===== Supplied records

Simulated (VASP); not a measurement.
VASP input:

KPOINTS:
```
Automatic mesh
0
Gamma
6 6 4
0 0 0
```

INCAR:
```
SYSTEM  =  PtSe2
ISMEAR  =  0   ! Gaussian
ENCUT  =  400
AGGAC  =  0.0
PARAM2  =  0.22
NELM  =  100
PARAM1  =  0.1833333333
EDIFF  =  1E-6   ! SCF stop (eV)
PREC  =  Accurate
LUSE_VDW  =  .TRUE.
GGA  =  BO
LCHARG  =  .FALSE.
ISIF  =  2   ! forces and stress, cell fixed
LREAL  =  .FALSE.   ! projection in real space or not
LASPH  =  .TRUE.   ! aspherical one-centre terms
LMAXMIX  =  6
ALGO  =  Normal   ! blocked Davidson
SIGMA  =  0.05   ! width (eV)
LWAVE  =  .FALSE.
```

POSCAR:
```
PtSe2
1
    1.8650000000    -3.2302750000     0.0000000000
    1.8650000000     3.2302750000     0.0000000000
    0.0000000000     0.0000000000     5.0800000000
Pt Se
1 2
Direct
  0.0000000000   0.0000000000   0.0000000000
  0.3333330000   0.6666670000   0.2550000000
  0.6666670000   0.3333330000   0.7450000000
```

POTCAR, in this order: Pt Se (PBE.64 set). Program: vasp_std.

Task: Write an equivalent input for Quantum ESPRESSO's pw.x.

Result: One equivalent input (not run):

==========

Work task >>
Produce the lines from the top of the listing through the "Task: Write an" line exactly as they appear, with no additional output.

Exercise answer >>
Simulated (VASP); not a measurement.
VASP input:

KPOINTS:
```
Automatic mesh
0
Gamma
6 6 4
0 0 0
```

INCAR:
```
SYSTEM  =  PtSe2
ISMEAR  =  0   ! Gaussian
ENCUT  =  400
AGGAC  =  0.0
PARAM2  =  0.22
NELM  =  100
PARAM1  =  0.1833333333
EDIFF  =  1E-6   ! SCF stop (eV)
PREC  =  Accurate
LUSE_VDW  =  .TRUE.
GGA  =  BO
LCHARG  =  .FALSE.
ISIF  =  2   ! forces and stress, cell fixed
LREAL  =  .FALSE.   ! projection in real space or not
LASPH  =  .TRUE.   ! aspherical one-centre terms
LMAXMIX  =  6
ALGO  =  Normal   ! blocked Davidson
SIGMA  =  0.05   ! width (eV)
LWAVE  =  .FALSE.
```

POSCAR:
```
PtSe2
1
    1.8650000000    -3.2302750000     0.0000000000
    1.8650000000     3.2302750000     0.0000000000
    0.0000000000     0.0000000000     5.0800000000
Pt Se
1 2
Direct
  0.0000000000   0.0000000000   0.0000000000
  0.3333330000   0.6666670000   0.2550000000
  0.6666670000   0.3333330000   0.7450000000
```

POTCAR, in this order: Pt Se (PBE.64 set). Program: vasp_std.

Task: Write an equivalent input for Quantum ESPRESSO's pw.x.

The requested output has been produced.